Activity: Your answer should be an exact copy of the lines from the start of the entries to the line containing "Functional | PBEsol |", both included.

>>

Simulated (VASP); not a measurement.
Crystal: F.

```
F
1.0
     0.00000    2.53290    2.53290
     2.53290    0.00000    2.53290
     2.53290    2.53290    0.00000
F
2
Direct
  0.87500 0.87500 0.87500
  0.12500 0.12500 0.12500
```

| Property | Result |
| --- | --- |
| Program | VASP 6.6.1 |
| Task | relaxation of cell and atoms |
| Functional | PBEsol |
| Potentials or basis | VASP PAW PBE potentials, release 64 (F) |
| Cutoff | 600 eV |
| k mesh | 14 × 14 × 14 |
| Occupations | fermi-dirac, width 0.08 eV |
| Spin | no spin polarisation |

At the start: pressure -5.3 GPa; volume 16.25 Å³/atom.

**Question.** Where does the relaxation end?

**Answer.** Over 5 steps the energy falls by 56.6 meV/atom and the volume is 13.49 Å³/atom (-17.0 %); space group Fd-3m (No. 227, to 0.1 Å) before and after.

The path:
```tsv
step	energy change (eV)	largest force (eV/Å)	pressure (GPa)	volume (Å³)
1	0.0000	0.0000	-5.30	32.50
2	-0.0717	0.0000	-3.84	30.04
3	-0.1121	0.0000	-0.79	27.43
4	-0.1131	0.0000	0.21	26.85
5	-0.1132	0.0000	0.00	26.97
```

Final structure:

<<

Task result:
Simulated (VASP); not a measurement.
Crystal: F.

```
F
1.0
     0.00000    2.53290    2.53290
     2.53290    0.00000    2.53290
     2.53290    2.53290    0.00000
F
2
Direct
  0.87500 0.87500 0.87500
  0.12500 0.12500 0.12500
```

| Property | Result |
| --- | --- |
| Program | VASP 6.6.1 |
| Task | relaxation of cell and atoms |
| Functional | PBEsol |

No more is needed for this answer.